* Work instruction: Set down every record exactly as it appears.

═══ Stored data ═══
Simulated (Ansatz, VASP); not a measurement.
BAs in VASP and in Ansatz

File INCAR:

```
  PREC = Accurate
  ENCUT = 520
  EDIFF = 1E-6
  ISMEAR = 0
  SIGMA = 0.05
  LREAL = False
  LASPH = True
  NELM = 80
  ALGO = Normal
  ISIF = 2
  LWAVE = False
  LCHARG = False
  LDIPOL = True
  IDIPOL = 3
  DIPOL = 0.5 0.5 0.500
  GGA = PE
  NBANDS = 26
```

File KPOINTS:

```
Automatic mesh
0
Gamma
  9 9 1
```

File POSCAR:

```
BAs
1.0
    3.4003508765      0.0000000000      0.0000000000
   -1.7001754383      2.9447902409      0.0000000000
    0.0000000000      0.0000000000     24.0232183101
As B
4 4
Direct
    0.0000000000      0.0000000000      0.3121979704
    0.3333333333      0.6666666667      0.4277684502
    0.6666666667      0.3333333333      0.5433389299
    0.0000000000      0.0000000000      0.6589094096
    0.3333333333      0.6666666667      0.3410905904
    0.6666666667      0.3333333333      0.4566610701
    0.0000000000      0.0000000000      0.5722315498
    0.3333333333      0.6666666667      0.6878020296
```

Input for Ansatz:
═══

* Task result:
Simulated (Ansatz, VASP); not a measurement.
BAs in VASP and in Ansatz

File INCAR:

```
  PREC = Accurate
  ENCUT = 520
  EDIFF = 1E-6
  ISMEAR = 0
  SIGMA = 0.05
  LREAL = False
  LASPH = True
  NELM = 80
  ALGO = Normal
  ISIF = 2
  LWAVE = False
  LCHARG = False
  LDIPOL = True
  IDIPOL = 3
  DIPOL = 0.5 0.5 0.500
  GGA = PE
  NBANDS = 26
```

File KPOINTS:

```
Automatic mesh
0
Gamma
  9 9 1
```

File POSCAR:

```
BAs
1.0
    3.4003508765      0.0000000000      0.0000000000
   -1.7001754383      2.9447902409      0.0000000000
    0.0000000000      0.0000000000     24.0232183101
As B
4 4
Direct
    0.0000000000      0.0000000000      0.3121979704
    0.3333333333      0.6666666667      0.4277684502
    0.6666666667      0.3333333333      0.5433389299
    0.0000000000      0.0000000000      0.6589094096
    0.3333333333      0.6666666667      0.3410905904
    0.6666666667      0.3333333333      0.4566610701
    0.0000000000      0.0000000000      0.5722315498
    0.3333333333      0.6666666667      0.6878020296
```

Input for Ansatz:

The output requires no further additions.